| Work task |
Make a word-for-word copy of the entries below from their first line through the line with "The sums over", and add nothing.

------ Entries provided

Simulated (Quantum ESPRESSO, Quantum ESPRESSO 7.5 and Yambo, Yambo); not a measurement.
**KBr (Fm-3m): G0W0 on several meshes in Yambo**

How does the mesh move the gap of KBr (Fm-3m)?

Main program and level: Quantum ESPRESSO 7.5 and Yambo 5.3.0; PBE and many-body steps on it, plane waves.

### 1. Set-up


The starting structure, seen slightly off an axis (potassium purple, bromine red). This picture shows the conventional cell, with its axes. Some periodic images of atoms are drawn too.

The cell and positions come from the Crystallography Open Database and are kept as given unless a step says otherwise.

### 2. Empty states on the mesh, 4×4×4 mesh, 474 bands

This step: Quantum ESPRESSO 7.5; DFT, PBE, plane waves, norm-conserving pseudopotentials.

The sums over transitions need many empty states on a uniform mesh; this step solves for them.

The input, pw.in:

------------

| Task output |
Simulated (Quantum ESPRESSO, Quantum ESPRESSO 7.5 and Yambo, Yambo); not a measurement.
**KBr (Fm-3m): G0W0 on several meshes in Yambo**

How does the mesh move the gap of KBr (Fm-3m)?

Main program and level: Quantum ESPRESSO 7.5 and Yambo 5.3.0; PBE and many-body steps on it, plane waves.

### 1. Set-up


The starting structure, seen slightly off an axis (potassium purple, bromine red). This picture shows the conventional cell, with its axes. Some periodic images of atoms are drawn too.

The cell and positions come from the Crystallography Open Database and are kept as given unless a step says otherwise.

### 2. Empty states on the mesh, 4×4×4 mesh, 474 bands

This step: Quantum ESPRESSO 7.5; DFT, PBE, plane waves, norm-conserving pseudopotentials.

The sums over transitions need many empty states on a uniform mesh; this step solves for them.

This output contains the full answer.